_Requirement_
Transcribe the lines from the start of the data below through the line with "Question: Name a", word for word and nothing more.

_ _ _

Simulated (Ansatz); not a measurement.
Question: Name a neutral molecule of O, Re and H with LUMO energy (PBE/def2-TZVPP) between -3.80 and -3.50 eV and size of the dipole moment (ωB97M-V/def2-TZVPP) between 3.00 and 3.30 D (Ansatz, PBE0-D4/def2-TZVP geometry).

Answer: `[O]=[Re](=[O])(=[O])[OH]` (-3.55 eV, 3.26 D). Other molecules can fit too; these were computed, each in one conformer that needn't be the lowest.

_ _ _

_Response_
Simulated (Ansatz); not a measurement.
Question: Name a neutral molecule of O, Re and H with LUMO energy (PBE/def2-TZVPP) between -3.80 and -3.50 eV and size of the dipole moment (ωB97M-V/def2-TZVPP) between 3.00 and 3.30 D (Ansatz, PBE0-D4/def2-TZVP geometry).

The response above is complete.